Information shown Start Marker

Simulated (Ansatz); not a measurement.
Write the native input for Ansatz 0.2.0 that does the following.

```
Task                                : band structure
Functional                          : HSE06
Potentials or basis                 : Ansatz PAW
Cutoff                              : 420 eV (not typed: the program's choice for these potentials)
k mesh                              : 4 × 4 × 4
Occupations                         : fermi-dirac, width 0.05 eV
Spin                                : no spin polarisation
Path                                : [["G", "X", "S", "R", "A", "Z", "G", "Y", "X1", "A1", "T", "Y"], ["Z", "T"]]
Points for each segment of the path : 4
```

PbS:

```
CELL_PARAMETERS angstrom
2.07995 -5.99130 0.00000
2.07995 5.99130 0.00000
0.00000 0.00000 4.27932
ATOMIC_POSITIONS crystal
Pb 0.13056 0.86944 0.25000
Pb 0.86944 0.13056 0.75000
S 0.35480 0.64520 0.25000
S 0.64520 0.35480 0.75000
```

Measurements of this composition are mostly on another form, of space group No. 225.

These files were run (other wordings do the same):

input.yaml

Information shown End Marker

● Activity
Each line of the records should be transcribed without change.

● Exercise response
Simulated (Ansatz); not a measurement.
Write the native input for Ansatz 0.2.0 that does the following.

```
Task                                : band structure
Functional                          : HSE06
Potentials or basis                 : Ansatz PAW
Cutoff                              : 420 eV (not typed: the program's choice for these potentials)
k mesh                              : 4 × 4 × 4
Occupations                         : fermi-dirac, width 0.05 eV
Spin                                : no spin polarisation
Path                                : [["G", "X", "S", "R", "A", "Z", "G", "Y", "X1", "A1", "T", "Y"], ["Z", "T"]]
Points for each segment of the path : 4
```

PbS:

```
CELL_PARAMETERS angstrom
2.07995 -5.99130 0.00000
2.07995 5.99130 0.00000
0.00000 0.00000 4.27932
ATOMIC_POSITIONS crystal
Pb 0.13056 0.86944 0.25000
Pb 0.86944 0.13056 0.75000
S 0.35480 0.64520 0.25000
S 0.64520 0.35480 0.75000
```

Measurements of this composition are mostly on another form, of space group No. 225.

These files were run (other wordings do the same):

input.yaml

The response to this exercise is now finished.